(THE DATA Opens)

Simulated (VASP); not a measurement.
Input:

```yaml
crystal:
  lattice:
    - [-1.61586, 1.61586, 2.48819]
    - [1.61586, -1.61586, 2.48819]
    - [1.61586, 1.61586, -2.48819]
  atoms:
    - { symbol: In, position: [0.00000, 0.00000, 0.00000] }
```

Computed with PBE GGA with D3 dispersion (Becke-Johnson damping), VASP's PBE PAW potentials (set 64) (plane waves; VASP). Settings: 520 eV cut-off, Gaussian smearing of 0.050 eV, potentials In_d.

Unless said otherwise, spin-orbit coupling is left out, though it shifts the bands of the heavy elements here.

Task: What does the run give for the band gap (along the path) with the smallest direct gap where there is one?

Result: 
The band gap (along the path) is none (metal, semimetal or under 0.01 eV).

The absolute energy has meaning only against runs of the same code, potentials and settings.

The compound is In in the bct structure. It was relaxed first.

(THE DATA Closes)

Everything in the listing should be written out exactly.

Simulated (VASP); not a measurement.
Input:

```yaml
crystal:
  lattice:
    - [-1.61586, 1.61586, 2.48819]
    - [1.61586, -1.61586, 2.48819]
    - [1.61586, 1.61586, -2.48819]
  atoms:
    - { symbol: In, position: [0.00000, 0.00000, 0.00000] }
```

Computed with PBE GGA with D3 dispersion (Becke-Johnson damping), VASP's PBE PAW potentials (set 64) (plane waves; VASP). Settings: 520 eV cut-off, Gaussian smearing of 0.050 eV, potentials In_d.

Unless said otherwise, spin-orbit coupling is left out, though it shifts the bands of the heavy elements here.

Task: What does the run give for the band gap (along the path) with the smallest direct gap where there is one?

Result: 
The band gap (along the path) is none (metal, semimetal or under 0.01 eV).

The absolute energy has meaning only against runs of the same code, potentials and settings.

The compound is In in the bct structure. It was relaxed first.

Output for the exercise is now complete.